- Data shown:
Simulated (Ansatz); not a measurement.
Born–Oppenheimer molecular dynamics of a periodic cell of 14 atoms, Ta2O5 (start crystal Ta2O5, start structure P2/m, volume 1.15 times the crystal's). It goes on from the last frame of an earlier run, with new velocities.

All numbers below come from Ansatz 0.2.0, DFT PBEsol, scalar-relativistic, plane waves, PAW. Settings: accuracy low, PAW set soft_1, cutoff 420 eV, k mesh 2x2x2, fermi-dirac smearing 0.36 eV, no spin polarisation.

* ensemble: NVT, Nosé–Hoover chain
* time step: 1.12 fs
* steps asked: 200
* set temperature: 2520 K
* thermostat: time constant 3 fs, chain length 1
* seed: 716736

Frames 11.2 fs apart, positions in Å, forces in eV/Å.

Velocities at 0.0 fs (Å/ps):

- Required action: In the listing above, find the line with "All numbers below" and the line with "Frames 11.2 fs". Output those two lines and every line between them, exactly as written.

- Response box:
All numbers below come from Ansatz 0.2.0, DFT PBEsol, scalar-relativistic, plane waves, PAW. Settings: accuracy low, PAW set soft_1, cutoff 420 eV, k mesh 2x2x2, fermi-dirac smearing 0.36 eV, no spin polarisation.

* ensemble: NVT, Nosé–Hoover chain
* time step: 1.12 fs
* steps asked: 200
* set temperature: 2520 K
* thermostat: time constant 3 fs, chain length 1
* seed: 716736

Frames 11.2 fs apart, positions in Å, forces in eV/Å.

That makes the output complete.